Work instruction:
Beginning at the line containing "Runs of VASP" in the material below and ending at the line containing "A k mesh can", return each line exactly and add nothing.

▬▬▬▬▬▬▬▬▬▬

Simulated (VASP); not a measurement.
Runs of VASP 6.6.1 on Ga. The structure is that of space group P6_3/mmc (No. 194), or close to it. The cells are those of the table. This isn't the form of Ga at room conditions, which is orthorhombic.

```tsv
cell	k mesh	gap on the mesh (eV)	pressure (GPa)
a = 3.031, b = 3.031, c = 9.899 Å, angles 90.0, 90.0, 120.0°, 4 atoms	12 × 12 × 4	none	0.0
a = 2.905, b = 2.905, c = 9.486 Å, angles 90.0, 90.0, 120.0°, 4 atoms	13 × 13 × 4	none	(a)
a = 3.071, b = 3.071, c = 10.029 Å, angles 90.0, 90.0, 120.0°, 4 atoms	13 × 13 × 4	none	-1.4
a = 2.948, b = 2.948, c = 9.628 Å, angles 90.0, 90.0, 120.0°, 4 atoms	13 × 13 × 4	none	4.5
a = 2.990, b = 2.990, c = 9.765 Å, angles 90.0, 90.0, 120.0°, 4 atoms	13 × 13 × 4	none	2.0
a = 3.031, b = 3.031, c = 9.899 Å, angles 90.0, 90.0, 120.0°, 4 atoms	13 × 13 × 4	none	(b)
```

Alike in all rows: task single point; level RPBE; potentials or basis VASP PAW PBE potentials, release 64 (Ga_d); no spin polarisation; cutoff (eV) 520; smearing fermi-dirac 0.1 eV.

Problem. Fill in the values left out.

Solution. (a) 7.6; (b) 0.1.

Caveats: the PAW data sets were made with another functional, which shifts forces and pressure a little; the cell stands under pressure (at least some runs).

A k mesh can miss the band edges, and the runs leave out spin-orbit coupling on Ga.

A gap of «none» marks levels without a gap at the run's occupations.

▬▬▬▬▬▬▬▬▬▬

Exercise solution:
Runs of VASP 6.6.1 on Ga. The structure is that of space group P6_3/mmc (No. 194), or close to it. The cells are those of the table. This isn't the form of Ga at room conditions, which is orthorhombic.

```tsv
cell	k mesh	gap on the mesh (eV)	pressure (GPa)
a = 3.031, b = 3.031, c = 9.899 Å, angles 90.0, 90.0, 120.0°, 4 atoms	12 × 12 × 4	none	0.0
a = 2.905, b = 2.905, c = 9.486 Å, angles 90.0, 90.0, 120.0°, 4 atoms	13 × 13 × 4	none	(a)
a = 3.071, b = 3.071, c = 10.029 Å, angles 90.0, 90.0, 120.0°, 4 atoms	13 × 13 × 4	none	-1.4
a = 2.948, b = 2.948, c = 9.628 Å, angles 90.0, 90.0, 120.0°, 4 atoms	13 × 13 × 4	none	4.5
a = 2.990, b = 2.990, c = 9.765 Å, angles 90.0, 90.0, 120.0°, 4 atoms	13 × 13 × 4	none	2.0
a = 3.031, b = 3.031, c = 9.899 Å, angles 90.0, 90.0, 120.0°, 4 atoms	13 × 13 × 4	none	(b)
```

Alike in all rows: task single point; level RPBE; potentials or basis VASP PAW PBE potentials, release 64 (Ga_d); no spin polarisation; cutoff (eV) 520; smearing fermi-dirac 0.1 eV.

Problem. Fill in the values left out.

Solution. (a) 7.6; (b) 0.1.

Caveats: the PAW data sets were made with another functional, which shifts forces and pressure a little; the cell stands under pressure (at least some runs).

A k mesh can miss the band edges, and the runs leave out spin-orbit coupling on Ga.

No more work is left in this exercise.